Requirement ▸
Copy the records below verbatim, from the first line through the line containing "- ωB97M-D3(BJ)/def2-TZVP, reaction", inclusive, and output nothing else.

Information supplied ▸
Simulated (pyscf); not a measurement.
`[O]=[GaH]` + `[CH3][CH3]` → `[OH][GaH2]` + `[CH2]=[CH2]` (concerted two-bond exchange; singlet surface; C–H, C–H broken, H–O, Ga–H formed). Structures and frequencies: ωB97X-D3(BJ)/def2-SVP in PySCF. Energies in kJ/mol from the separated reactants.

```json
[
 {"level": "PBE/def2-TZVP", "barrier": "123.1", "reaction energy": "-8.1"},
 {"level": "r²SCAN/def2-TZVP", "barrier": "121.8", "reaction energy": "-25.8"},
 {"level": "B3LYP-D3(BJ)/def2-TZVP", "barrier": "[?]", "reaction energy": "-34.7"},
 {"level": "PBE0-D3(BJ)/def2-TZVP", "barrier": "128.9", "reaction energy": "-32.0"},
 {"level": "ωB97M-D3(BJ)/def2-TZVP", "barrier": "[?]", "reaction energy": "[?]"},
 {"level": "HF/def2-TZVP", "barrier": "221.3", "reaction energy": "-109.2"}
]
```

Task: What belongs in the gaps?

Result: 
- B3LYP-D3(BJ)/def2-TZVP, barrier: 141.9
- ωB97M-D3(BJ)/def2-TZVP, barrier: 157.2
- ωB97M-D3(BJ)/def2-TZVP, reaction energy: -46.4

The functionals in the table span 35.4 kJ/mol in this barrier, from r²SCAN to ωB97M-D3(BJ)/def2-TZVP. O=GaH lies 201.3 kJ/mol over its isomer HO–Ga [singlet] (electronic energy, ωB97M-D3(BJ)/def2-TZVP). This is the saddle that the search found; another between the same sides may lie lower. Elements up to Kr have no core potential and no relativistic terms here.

Your solution ▸
Simulated (pyscf); not a measurement.
`[O]=[GaH]` + `[CH3][CH3]` → `[OH][GaH2]` + `[CH2]=[CH2]` (concerted two-bond exchange; singlet surface; C–H, C–H broken, H–O, Ga–H formed). Structures and frequencies: ωB97X-D3(BJ)/def2-SVP in PySCF. Energies in kJ/mol from the separated reactants.

```json
[
 {"level": "PBE/def2-TZVP", "barrier": "123.1", "reaction energy": "-8.1"},
 {"level": "r²SCAN/def2-TZVP", "barrier": "121.8", "reaction energy": "-25.8"},
 {"level": "B3LYP-D3(BJ)/def2-TZVP", "barrier": "[?]", "reaction energy": "-34.7"},
 {"level": "PBE0-D3(BJ)/def2-TZVP", "barrier": "128.9", "reaction energy": "-32.0"},
 {"level": "ωB97M-D3(BJ)/def2-TZVP", "barrier": "[?]", "reaction energy": "[?]"},
 {"level": "HF/def2-TZVP", "barrier": "221.3", "reaction energy": "-109.2"}
]
```

Task: What belongs in the gaps?

Result: 
- B3LYP-D3(BJ)/def2-TZVP, barrier: 141.9
- ωB97M-D3(BJ)/def2-TZVP, barrier: 157.2
- ωB97M-D3(BJ)/def2-TZVP, reaction energy: -46.4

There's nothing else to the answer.